» Work item
Until you reach the line containing "## Step 2: A first look at the guess", reproduce each line of the listing exactly, please, and include that line as well.

» Record set
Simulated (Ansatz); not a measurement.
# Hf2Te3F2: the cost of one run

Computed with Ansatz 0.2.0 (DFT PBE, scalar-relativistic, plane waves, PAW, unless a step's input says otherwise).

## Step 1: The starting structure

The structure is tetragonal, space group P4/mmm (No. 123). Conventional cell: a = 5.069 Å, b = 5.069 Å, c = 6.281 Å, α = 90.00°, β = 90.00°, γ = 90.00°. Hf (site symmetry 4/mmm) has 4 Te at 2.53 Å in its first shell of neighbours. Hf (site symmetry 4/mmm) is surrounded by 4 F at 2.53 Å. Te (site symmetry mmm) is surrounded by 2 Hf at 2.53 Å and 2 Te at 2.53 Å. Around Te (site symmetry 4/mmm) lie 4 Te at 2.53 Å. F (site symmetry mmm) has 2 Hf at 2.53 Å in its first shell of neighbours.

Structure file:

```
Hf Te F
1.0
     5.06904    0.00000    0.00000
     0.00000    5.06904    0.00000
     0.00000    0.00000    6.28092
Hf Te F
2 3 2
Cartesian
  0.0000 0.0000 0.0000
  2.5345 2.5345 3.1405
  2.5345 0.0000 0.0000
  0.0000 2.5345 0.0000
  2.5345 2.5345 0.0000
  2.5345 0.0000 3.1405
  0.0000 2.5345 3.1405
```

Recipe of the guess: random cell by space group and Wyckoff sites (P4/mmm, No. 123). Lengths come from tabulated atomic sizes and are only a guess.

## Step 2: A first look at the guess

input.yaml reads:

» Written reply
Simulated (Ansatz); not a measurement.
# Hf2Te3F2: the cost of one run

Computed with Ansatz 0.2.0 (DFT PBE, scalar-relativistic, plane waves, PAW, unless a step's input says otherwise).

## Step 1: The starting structure

The structure is tetragonal, space group P4/mmm (No. 123). Conventional cell: a = 5.069 Å, b = 5.069 Å, c = 6.281 Å, α = 90.00°, β = 90.00°, γ = 90.00°. Hf (site symmetry 4/mmm) has 4 Te at 2.53 Å in its first shell of neighbours. Hf (site symmetry 4/mmm) is surrounded by 4 F at 2.53 Å. Te (site symmetry mmm) is surrounded by 2 Hf at 2.53 Å and 2 Te at 2.53 Å. Around Te (site symmetry 4/mmm) lie 4 Te at 2.53 Å. F (site symmetry mmm) has 2 Hf at 2.53 Å in its first shell of neighbours.

Structure file:

```
Hf Te F
1.0
     5.06904    0.00000    0.00000
     0.00000    5.06904    0.00000
     0.00000    0.00000    6.28092
Hf Te F
2 3 2
Cartesian
  0.0000 0.0000 0.0000
  2.5345 2.5345 3.1405
  2.5345 0.0000 0.0000
  0.0000 2.5345 0.0000
  2.5345 2.5345 0.0000
  2.5345 0.0000 3.1405
  0.0000 2.5345 3.1405
```

Recipe of the guess: random cell by space group and Wyckoff sites (P4/mmm, No. 123). Lengths come from tabulated atomic sizes and are only a guess.

## Step 2: A first look at the guess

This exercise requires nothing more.